**DATASET CONTENT:**
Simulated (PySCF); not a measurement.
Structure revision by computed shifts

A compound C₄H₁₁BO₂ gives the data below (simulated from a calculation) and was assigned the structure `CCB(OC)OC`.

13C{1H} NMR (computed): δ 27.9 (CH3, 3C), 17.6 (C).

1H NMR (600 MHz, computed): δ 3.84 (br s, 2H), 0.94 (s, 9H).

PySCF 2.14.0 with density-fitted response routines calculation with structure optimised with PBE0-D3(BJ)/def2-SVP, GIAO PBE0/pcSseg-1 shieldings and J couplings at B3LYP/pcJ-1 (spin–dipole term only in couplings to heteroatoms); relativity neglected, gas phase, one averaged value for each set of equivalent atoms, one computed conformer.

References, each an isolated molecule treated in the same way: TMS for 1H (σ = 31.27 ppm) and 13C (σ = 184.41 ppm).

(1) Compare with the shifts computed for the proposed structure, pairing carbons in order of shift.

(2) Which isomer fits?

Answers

**ACTIVITY:** The full data, repeated exactly, is the only acceptable output.

**EXERCISE OUTPUT:**
Simulated (PySCF); not a measurement.
Structure revision by computed shifts

A compound C₄H₁₁BO₂ gives the data below (simulated from a calculation) and was assigned the structure `CCB(OC)OC`.

13C{1H} NMR (computed): δ 27.9 (CH3, 3C), 17.6 (C).

1H NMR (600 MHz, computed): δ 3.84 (br s, 2H), 0.94 (s, 9H).

PySCF 2.14.0 with density-fitted response routines calculation with structure optimised with PBE0-D3(BJ)/def2-SVP, GIAO PBE0/pcSseg-1 shieldings and J couplings at B3LYP/pcJ-1 (spin–dipole term only in couplings to heteroatoms); relativity neglected, gas phase, one averaged value for each set of equivalent atoms, one computed conformer.

References, each an isolated molecule treated in the same way: TMS for 1H (σ = 31.27 ppm) and 13C (σ = 184.41 ppm).

(1) Compare with the shifts computed for the proposed structure, pairing carbons in order of shift.

(2) Which isomer fits?

Answers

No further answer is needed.